**TASK ITEM**:
Where the listing below reaches the line containing "r2SCAN gives the", start writing out lines exactly, and stop once the line containing "Caveats: the PAW" has been written.

**RAW DATA**:
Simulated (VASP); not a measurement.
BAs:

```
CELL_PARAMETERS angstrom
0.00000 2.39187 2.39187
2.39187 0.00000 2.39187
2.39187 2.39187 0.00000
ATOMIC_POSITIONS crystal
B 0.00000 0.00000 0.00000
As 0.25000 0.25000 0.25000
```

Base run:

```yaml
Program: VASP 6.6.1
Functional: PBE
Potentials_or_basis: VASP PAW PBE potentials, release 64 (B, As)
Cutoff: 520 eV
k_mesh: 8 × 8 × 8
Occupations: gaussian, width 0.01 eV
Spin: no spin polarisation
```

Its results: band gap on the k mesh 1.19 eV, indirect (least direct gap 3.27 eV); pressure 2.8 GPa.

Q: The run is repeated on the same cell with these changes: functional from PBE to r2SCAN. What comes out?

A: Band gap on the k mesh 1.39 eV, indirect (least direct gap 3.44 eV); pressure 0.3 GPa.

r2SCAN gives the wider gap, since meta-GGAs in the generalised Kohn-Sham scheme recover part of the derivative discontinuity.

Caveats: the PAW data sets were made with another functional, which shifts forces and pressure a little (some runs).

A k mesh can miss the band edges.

**EXERCISE OUTPUT**:
r2SCAN gives the wider gap, since meta-GGAs in the generalised Kohn-Sham scheme recover part of the derivative discontinuity.

Caveats: the PAW data sets were made with another functional, which shifts forces and pressure a little (some runs).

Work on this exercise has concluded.